▶

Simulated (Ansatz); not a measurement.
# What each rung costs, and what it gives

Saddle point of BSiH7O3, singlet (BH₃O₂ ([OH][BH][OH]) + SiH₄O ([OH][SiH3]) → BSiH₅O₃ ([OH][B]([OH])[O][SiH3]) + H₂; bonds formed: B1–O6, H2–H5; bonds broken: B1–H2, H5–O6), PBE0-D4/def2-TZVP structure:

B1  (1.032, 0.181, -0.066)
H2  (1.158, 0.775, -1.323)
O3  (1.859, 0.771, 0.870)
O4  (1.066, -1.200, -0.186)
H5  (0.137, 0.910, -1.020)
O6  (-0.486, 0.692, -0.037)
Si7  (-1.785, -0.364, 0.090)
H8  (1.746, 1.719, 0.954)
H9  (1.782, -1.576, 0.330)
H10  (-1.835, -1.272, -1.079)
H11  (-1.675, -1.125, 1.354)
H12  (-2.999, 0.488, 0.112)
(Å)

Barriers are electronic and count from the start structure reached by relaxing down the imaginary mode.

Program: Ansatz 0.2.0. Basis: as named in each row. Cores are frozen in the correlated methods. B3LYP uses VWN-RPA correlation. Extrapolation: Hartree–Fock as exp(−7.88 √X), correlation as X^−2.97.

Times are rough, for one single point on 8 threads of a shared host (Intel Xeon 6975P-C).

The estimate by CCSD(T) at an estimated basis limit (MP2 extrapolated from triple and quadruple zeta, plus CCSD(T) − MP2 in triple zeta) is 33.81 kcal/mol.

◀

TASK ITEM:
Out of the listing above, reproduce exactly the lines from the one with "Barriers are electronic" up to and including the one with "Times are rough, for".

EXERCISE OUTPUT:
Barriers are electronic and count from the start structure reached by relaxing down the imaginary mode.

Program: Ansatz 0.2.0. Basis: as named in each row. Cores are frozen in the correlated methods. B3LYP uses VWN-RPA correlation. Extrapolation: Hartree–Fock as exp(−7.88 √X), correlation as X^−2.97.

Times are rough, for one single point on 8 threads of a shared host (Intel Xeon 6975P-C).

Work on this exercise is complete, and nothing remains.